### Recorded data ###

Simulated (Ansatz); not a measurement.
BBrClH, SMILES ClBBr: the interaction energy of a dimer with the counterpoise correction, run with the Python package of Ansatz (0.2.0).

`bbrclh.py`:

###

## Work task
Return the material exactly as it was provided.

## Answer section
Simulated (Ansatz); not a measurement.
BBrClH, SMILES ClBBr: the interaction energy of a dimer with the counterpoise correction, run with the Python package of Ansatz (0.2.0).

`bbrclh.py`:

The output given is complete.